• [WORK REQUEST]: The line with "Zn2CdTe3, 6 atoms", the line with "Task: How long", and all lines between them in the material below: return these exactly, and no others.

Start of INFORMATION

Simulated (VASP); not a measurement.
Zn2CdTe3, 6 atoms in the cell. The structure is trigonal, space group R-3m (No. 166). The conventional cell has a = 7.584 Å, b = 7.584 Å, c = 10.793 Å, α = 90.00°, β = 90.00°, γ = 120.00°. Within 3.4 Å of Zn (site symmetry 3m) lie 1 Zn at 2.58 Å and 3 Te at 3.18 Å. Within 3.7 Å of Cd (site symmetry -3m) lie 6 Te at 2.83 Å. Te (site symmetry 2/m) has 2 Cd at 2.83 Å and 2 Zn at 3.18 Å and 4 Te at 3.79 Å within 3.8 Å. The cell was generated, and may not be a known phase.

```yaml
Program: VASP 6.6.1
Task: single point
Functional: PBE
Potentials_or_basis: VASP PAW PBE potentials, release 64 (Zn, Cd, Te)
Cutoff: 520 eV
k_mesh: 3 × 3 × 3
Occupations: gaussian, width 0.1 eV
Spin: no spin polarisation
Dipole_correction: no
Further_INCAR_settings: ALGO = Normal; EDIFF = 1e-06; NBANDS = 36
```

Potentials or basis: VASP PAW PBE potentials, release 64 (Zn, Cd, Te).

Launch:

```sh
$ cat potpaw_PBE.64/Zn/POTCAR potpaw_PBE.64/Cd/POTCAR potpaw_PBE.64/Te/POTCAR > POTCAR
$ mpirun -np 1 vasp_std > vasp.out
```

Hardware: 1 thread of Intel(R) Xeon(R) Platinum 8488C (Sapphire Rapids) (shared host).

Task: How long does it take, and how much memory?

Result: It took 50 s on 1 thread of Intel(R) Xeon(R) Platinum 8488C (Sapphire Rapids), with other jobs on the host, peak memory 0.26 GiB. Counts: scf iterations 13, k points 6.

End of INFORMATION

• [EXERCISE RESPONSE]:
Zn2CdTe3, 6 atoms in the cell. The structure is trigonal, space group R-3m (No. 166). The conventional cell has a = 7.584 Å, b = 7.584 Å, c = 10.793 Å, α = 90.00°, β = 90.00°, γ = 120.00°. Within 3.4 Å of Zn (site symmetry 3m) lie 1 Zn at 2.58 Å and 3 Te at 3.18 Å. Within 3.7 Å of Cd (site symmetry -3m) lie 6 Te at 2.83 Å. Te (site symmetry 2/m) has 2 Cd at 2.83 Å and 2 Zn at 3.18 Å and 4 Te at 3.79 Å within 3.8 Å. The cell was generated, and may not be a known phase.

```yaml
Program: VASP 6.6.1
Task: single point
Functional: PBE
Potentials_or_basis: VASP PAW PBE potentials, release 64 (Zn, Cd, Te)
Cutoff: 520 eV
k_mesh: 3 × 3 × 3
Occupations: gaussian, width 0.1 eV
Spin: no spin polarisation
Dipole_correction: no
Further_INCAR_settings: ALGO = Normal; EDIFF = 1e-06; NBANDS = 36
```

Potentials or basis: VASP PAW PBE potentials, release 64 (Zn, Cd, Te).

Launch:

```sh
$ cat potpaw_PBE.64/Zn/POTCAR potpaw_PBE.64/Cd/POTCAR potpaw_PBE.64/Te/POTCAR > POTCAR
$ mpirun -np 1 vasp_std > vasp.out
```

Hardware: 1 thread of Intel(R) Xeon(R) Platinum 8488C (Sapphire Rapids) (shared host).

Task: How long does it take, and how much memory?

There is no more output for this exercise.